Copy out, word for word, the lines from the start of the data below through the line containing "(1) 7.79 eV.", and no others.

*** Data shown Section Begins ***

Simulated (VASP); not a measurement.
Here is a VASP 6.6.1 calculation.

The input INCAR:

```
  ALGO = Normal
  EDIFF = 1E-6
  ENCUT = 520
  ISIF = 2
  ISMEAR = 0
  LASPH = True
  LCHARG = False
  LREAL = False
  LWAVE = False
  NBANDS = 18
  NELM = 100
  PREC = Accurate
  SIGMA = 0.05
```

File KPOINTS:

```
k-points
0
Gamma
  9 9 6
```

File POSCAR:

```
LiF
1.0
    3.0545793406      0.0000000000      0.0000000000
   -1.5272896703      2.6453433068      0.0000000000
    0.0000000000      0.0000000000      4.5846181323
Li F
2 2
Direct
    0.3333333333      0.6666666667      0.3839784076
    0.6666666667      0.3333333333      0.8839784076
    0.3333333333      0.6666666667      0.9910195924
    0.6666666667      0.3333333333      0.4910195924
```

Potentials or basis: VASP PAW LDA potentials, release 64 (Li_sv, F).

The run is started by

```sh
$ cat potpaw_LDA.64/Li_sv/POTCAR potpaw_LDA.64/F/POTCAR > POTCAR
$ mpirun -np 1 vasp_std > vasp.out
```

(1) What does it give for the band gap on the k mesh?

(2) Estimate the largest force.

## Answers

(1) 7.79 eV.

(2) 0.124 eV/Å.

*** Data shown Section Ends ***

Answer space ::
Simulated (VASP); not a measurement.
Here is a VASP 6.6.1 calculation.

The input INCAR:

```
  ALGO = Normal
  EDIFF = 1E-6
  ENCUT = 520
  ISIF = 2
  ISMEAR = 0
  LASPH = True
  LCHARG = False
  LREAL = False
  LWAVE = False
  NBANDS = 18
  NELM = 100
  PREC = Accurate
  SIGMA = 0.05
```

File KPOINTS:

```
k-points
0
Gamma
  9 9 6
```

File POSCAR:

```
LiF
1.0
    3.0545793406      0.0000000000      0.0000000000
   -1.5272896703      2.6453433068      0.0000000000
    0.0000000000      0.0000000000      4.5846181323
Li F
2 2
Direct
    0.3333333333      0.6666666667      0.3839784076
    0.6666666667      0.3333333333      0.8839784076
    0.3333333333      0.6666666667      0.9910195924
    0.6666666667      0.3333333333      0.4910195924
```

Potentials or basis: VASP PAW LDA potentials, release 64 (Li_sv, F).

The run is started by

```sh
$ cat potpaw_LDA.64/Li_sv/POTCAR potpaw_LDA.64/F/POTCAR > POTCAR
$ mpirun -np 1 vasp_std > vasp.out
```

(1) What does it give for the band gap on the k mesh?

(2) Estimate the largest force.

## Answers

(1) 7.79 eV.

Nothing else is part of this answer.